=== Provided information ===
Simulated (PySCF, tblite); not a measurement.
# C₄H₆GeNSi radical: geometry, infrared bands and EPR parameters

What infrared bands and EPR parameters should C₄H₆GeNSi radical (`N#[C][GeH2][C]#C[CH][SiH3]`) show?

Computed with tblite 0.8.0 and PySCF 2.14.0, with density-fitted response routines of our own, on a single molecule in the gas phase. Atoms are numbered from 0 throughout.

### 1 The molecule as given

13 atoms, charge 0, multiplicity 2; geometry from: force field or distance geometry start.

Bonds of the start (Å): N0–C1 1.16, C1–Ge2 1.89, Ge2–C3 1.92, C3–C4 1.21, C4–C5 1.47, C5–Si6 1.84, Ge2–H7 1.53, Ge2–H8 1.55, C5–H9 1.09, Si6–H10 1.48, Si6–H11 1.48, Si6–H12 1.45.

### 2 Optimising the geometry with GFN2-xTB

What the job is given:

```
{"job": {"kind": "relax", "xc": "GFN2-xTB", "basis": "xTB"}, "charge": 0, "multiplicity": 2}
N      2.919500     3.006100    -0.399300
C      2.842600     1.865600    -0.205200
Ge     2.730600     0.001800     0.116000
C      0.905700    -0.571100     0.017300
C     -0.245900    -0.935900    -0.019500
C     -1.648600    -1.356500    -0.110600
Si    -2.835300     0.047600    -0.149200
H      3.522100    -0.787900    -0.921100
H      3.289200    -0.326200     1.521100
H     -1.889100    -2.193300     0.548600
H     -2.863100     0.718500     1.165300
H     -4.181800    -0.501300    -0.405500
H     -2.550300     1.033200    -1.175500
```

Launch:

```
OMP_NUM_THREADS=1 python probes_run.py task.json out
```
===

◆ Assigned task: Exactly as given, repeat every record above.

◆ Written answer:
Simulated (PySCF, tblite); not a measurement.
# C₄H₆GeNSi radical: geometry, infrared bands and EPR parameters

What infrared bands and EPR parameters should C₄H₆GeNSi radical (`N#[C][GeH2][C]#C[CH][SiH3]`) show?

Computed with tblite 0.8.0 and PySCF 2.14.0, with density-fitted response routines of our own, on a single molecule in the gas phase. Atoms are numbered from 0 throughout.

### 1 The molecule as given

13 atoms, charge 0, multiplicity 2; geometry from: force field or distance geometry start.

Bonds of the start (Å): N0–C1 1.16, C1–Ge2 1.89, Ge2–C3 1.92, C3–C4 1.21, C4–C5 1.47, C5–Si6 1.84, Ge2–H7 1.53, Ge2–H8 1.55, C5–H9 1.09, Si6–H10 1.48, Si6–H11 1.48, Si6–H12 1.45.

### 2 Optimising the geometry with GFN2-xTB

What the job is given:

```
{"job": {"kind": "relax", "xc": "GFN2-xTB", "basis": "xTB"}, "charge": 0, "multiplicity": 2}
N      2.919500     3.006100    -0.399300
C      2.842600     1.865600    -0.205200
Ge     2.730600     0.001800     0.116000
C      0.905700    -0.571100     0.017300
C     -0.245900    -0.935900    -0.019500
C     -1.648600    -1.356500    -0.110600
Si    -2.835300     0.047600    -0.149200
H      3.522100    -0.787900    -0.921100
H      3.289200    -0.326200     1.521100
H     -1.889100    -2.193300     0.548600
H     -2.863100     0.718500     1.165300
H     -4.181800    -0.501300    -0.405500
H     -2.550300     1.033200    -1.175500
```

Launch:

```
OMP_NUM_THREADS=1 python probes_run.py task.json out
```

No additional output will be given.